Action item:
When you answer, give every record back exactly as written.

Data extracts:
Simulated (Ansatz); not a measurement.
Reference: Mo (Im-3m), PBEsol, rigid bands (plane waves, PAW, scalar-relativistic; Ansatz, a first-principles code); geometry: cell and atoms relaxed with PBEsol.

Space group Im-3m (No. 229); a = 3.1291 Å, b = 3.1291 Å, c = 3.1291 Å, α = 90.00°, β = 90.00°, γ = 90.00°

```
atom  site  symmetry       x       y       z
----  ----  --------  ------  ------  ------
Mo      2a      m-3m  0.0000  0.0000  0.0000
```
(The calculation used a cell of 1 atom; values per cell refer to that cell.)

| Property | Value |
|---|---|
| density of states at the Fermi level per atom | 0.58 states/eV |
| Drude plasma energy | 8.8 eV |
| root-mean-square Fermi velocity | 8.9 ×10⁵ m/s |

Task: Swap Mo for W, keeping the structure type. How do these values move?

Written solution:
Simulated (Ansatz); not a measurement.
Reference: Mo (Im-3m), PBEsol, rigid bands (plane waves, PAW, scalar-relativistic; Ansatz, a first-principles code); geometry: cell and atoms relaxed with PBEsol.

Space group Im-3m (No. 229); a = 3.1291 Å, b = 3.1291 Å, c = 3.1291 Å, α = 90.00°, β = 90.00°, γ = 90.00°

```
atom  site  symmetry       x       y       z
----  ----  --------  ------  ------  ------
Mo      2a      m-3m  0.0000  0.0000  0.0000
```
(The calculation used a cell of 1 atom; values per cell refer to that cell.)

| Property | Value |
|---|---|
| density of states at the Fermi level per atom | 0.58 states/eV |
| Drude plasma energy | 8.8 eV |
| root-mean-square Fermi velocity | 8.9 ×10⁵ m/s |

Task: Swap Mo for W, keeping the structure type. How do these values move?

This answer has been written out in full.